── Data shown

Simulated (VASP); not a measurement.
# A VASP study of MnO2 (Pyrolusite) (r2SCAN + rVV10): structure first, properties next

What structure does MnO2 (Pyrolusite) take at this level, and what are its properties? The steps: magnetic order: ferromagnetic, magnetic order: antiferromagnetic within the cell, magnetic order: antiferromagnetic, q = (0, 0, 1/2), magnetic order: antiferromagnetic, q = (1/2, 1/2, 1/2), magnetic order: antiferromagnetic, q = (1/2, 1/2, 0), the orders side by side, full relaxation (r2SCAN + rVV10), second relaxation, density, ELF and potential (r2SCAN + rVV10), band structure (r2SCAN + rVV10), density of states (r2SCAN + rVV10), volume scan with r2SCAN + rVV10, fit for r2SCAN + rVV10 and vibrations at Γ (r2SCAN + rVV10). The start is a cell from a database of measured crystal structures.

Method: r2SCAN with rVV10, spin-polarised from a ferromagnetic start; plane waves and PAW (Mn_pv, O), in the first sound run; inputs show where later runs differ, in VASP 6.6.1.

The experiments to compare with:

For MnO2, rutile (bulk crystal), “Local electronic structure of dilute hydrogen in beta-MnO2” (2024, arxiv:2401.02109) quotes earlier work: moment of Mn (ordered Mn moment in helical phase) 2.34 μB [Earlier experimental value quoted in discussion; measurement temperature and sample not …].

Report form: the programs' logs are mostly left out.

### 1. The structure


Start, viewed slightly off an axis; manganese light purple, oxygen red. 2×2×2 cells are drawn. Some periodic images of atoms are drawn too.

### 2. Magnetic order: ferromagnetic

────

**Work order**
Print, unaltered, every line from the beginning of the material down to the line with "### 1. The structure".

**Exercise response**
Simulated (VASP); not a measurement.
# A VASP study of MnO2 (Pyrolusite) (r2SCAN + rVV10): structure first, properties next

What structure does MnO2 (Pyrolusite) take at this level, and what are its properties? The steps: magnetic order: ferromagnetic, magnetic order: antiferromagnetic within the cell, magnetic order: antiferromagnetic, q = (0, 0, 1/2), magnetic order: antiferromagnetic, q = (1/2, 1/2, 1/2), magnetic order: antiferromagnetic, q = (1/2, 1/2, 0), the orders side by side, full relaxation (r2SCAN + rVV10), second relaxation, density, ELF and potential (r2SCAN + rVV10), band structure (r2SCAN + rVV10), density of states (r2SCAN + rVV10), volume scan with r2SCAN + rVV10, fit for r2SCAN + rVV10 and vibrations at Γ (r2SCAN + rVV10). The start is a cell from a database of measured crystal structures.

Method: r2SCAN with rVV10, spin-polarised from a ferromagnetic start; plane waves and PAW (Mn_pv, O), in the first sound run; inputs show where later runs differ, in VASP 6.6.1.

The experiments to compare with:

For MnO2, rutile (bulk crystal), “Local electronic structure of dilute hydrogen in beta-MnO2” (2024, arxiv:2401.02109) quotes earlier work: moment of Mn (ordered Mn moment in helical phase) 2.34 μB [Earlier experimental value quoted in discussion; measurement temperature and sample not …].

Report form: the programs' logs are mostly left out.

### 1. The structure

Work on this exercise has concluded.